**Action item:** What you return must match the listing word for word.

**Data extract:**
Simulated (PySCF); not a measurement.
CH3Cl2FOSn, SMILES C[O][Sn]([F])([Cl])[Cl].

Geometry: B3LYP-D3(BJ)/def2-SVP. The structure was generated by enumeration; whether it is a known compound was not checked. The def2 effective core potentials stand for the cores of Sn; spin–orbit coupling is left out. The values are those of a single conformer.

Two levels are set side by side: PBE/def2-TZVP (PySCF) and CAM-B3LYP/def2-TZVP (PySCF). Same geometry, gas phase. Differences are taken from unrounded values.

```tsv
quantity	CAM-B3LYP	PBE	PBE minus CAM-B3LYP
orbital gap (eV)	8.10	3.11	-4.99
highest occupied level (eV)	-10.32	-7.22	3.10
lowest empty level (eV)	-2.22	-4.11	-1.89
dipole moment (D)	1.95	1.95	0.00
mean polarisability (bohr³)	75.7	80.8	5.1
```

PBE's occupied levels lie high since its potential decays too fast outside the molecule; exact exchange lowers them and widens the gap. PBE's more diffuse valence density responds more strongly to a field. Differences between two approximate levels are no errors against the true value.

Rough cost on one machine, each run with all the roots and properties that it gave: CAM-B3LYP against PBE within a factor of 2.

**Written solution:**
Simulated (PySCF); not a measurement.
CH3Cl2FOSn, SMILES C[O][Sn]([F])([Cl])[Cl].

Geometry: B3LYP-D3(BJ)/def2-SVP. The structure was generated by enumeration; whether it is a known compound was not checked. The def2 effective core potentials stand for the cores of Sn; spin–orbit coupling is left out. The values are those of a single conformer.

Two levels are set side by side: PBE/def2-TZVP (PySCF) and CAM-B3LYP/def2-TZVP (PySCF). Same geometry, gas phase. Differences are taken from unrounded values.

```tsv
quantity	CAM-B3LYP	PBE	PBE minus CAM-B3LYP
orbital gap (eV)	8.10	3.11	-4.99
highest occupied level (eV)	-10.32	-7.22	3.10
lowest empty level (eV)	-2.22	-4.11	-1.89
dipole moment (D)	1.95	1.95	0.00
mean polarisability (bohr³)	75.7	80.8	5.1
```

PBE's occupied levels lie high since its potential decays too fast outside the molecule; exact exchange lowers them and widens the gap. PBE's more diffuse valence density responds more strongly to a field. Differences between two approximate levels are no errors against the true value.

Rough cost on one machine, each run with all the roots and properties that it gave: CAM-B3LYP against PBE within a factor of 2.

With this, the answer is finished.